• Requirement:
Reproduce each record in the listing below exactly as written.

• Source information:
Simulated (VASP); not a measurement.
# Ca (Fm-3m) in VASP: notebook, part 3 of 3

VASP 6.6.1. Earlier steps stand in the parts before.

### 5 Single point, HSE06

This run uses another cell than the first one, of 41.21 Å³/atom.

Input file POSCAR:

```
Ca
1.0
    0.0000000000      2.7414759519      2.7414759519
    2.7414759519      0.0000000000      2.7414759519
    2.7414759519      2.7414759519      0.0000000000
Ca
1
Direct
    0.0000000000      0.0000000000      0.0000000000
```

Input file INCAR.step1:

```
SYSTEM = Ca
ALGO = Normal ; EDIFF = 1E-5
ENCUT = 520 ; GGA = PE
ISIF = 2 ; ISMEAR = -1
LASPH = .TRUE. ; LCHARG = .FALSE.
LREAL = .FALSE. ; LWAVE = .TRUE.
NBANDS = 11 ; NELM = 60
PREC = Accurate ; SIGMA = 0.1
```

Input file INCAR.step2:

• Task answer:
Simulated (VASP); not a measurement.
# Ca (Fm-3m) in VASP: notebook, part 3 of 3

VASP 6.6.1. Earlier steps stand in the parts before.

### 5 Single point, HSE06

This run uses another cell than the first one, of 41.21 Å³/atom.

Input file POSCAR:

```
Ca
1.0
    0.0000000000      2.7414759519      2.7414759519
    2.7414759519      0.0000000000      2.7414759519
    2.7414759519      2.7414759519      0.0000000000
Ca
1
Direct
    0.0000000000      0.0000000000      0.0000000000
```

Input file INCAR.step1:

```
SYSTEM = Ca
ALGO = Normal ; EDIFF = 1E-5
ENCUT = 520 ; GGA = PE
ISIF = 2 ; ISMEAR = -1
LASPH = .TRUE. ; LCHARG = .FALSE.
LREAL = .FALSE. ; LWAVE = .TRUE.
NBANDS = 11 ; NELM = 60
PREC = Accurate ; SIGMA = 0.1
```

Input file INCAR.step2:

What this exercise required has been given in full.